Only the stretch of the listing below that runs from the line with "TiN: band structure with PBE" through the line with "The pressure is" is to be printed, exactly and with both ends.

(Provided data):
▬▬▬▬▬▬
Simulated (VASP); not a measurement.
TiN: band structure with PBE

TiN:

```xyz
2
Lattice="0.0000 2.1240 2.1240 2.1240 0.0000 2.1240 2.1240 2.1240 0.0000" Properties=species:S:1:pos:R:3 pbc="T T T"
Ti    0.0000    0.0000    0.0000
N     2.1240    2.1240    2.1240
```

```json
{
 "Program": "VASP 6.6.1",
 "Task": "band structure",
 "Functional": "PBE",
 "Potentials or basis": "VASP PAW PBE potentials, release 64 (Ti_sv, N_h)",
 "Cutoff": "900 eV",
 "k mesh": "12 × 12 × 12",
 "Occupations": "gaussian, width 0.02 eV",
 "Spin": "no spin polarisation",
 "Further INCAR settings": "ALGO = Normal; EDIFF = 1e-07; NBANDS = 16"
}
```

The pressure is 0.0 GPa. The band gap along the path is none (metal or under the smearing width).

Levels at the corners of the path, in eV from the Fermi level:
▬▬▬▬▬▬

(Response):
TiN: band structure with PBE

TiN:

```xyz
2
Lattice="0.0000 2.1240 2.1240 2.1240 0.0000 2.1240 2.1240 2.1240 0.0000" Properties=species:S:1:pos:R:3 pbc="T T T"
Ti    0.0000    0.0000    0.0000
N     2.1240    2.1240    2.1240
```

```json
{
 "Program": "VASP 6.6.1",
 "Task": "band structure",
 "Functional": "PBE",
 "Potentials or basis": "VASP PAW PBE potentials, release 64 (Ti_sv, N_h)",
 "Cutoff": "900 eV",
 "k mesh": "12 × 12 × 12",
 "Occupations": "gaussian, width 0.02 eV",
 "Spin": "no spin polarisation",
 "Further INCAR settings": "ALGO = Normal; EDIFF = 1e-07; NBANDS = 16"
}
```

The pressure is 0.0 GPa. The band gap along the path is none (metal or under the smearing width).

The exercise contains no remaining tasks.